◆ Entries shown ◆
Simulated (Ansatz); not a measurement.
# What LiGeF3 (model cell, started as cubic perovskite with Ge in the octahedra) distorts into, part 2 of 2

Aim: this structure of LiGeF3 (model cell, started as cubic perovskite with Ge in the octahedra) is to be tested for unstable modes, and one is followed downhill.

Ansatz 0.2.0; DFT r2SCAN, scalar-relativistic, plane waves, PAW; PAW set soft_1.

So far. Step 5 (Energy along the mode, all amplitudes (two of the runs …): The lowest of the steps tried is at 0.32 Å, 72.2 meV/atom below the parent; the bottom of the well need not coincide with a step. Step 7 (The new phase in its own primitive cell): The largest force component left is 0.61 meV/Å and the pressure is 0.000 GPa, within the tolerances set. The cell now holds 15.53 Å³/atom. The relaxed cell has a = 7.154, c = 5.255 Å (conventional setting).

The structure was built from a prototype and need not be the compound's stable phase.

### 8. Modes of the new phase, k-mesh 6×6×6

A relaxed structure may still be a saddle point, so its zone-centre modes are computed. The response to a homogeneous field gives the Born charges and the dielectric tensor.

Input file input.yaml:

◆ Requirement ◆
Of the entries above, repeat exactly the lines between the line with "Aim: this structure" and the line with "So far. Step", inclusive, and no others.

◆ Response ◆
Aim: this structure of LiGeF3 (model cell, started as cubic perovskite with Ge in the octahedra) is to be tested for unstable modes, and one is followed downhill.

Ansatz 0.2.0; DFT r2SCAN, scalar-relativistic, plane waves, PAW; PAW set soft_1.

So far. Step 5 (Energy along the mode, all amplitudes (two of the runs …): The lowest of the steps tried is at 0.32 Å, 72.2 meV/atom below the parent; the bottom of the well need not coincide with a step. Step 7 (The new phase in its own primitive cell): The largest force component left is 0.61 meV/Å and the pressure is 0.000 GPa, within the tolerances set. The cell now holds 15.53 Å³/atom. The relaxed cell has a = 7.154, c = 5.255 Å (conventional setting).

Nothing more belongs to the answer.